- EXTRACTED ENTRIES
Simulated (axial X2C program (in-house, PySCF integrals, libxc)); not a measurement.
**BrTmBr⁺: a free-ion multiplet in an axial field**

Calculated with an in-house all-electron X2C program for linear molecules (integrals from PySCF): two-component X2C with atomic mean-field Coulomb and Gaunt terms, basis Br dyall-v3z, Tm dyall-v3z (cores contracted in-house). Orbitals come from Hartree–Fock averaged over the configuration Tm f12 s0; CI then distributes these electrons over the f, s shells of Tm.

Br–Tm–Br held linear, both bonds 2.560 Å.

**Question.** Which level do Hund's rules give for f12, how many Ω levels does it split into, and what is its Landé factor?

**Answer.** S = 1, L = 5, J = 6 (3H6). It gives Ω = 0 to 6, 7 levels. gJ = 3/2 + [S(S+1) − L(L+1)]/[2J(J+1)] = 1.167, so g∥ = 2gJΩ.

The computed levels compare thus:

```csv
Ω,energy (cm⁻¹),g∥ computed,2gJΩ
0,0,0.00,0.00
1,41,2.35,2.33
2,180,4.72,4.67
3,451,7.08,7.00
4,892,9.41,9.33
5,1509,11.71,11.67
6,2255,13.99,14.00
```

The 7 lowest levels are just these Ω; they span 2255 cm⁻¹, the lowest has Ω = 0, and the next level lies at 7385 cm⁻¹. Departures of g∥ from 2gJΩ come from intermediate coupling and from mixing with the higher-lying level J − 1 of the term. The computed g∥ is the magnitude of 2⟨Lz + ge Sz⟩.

- WORK TASK
From the first line of the data through the line with "an axial field**", quote each line exactly and add nothing else.

- ANSWER BOX
Simulated (axial X2C program (in-house, PySCF integrals, libxc)); not a measurement.
**BrTmBr⁺: a free-ion multiplet in an axial field**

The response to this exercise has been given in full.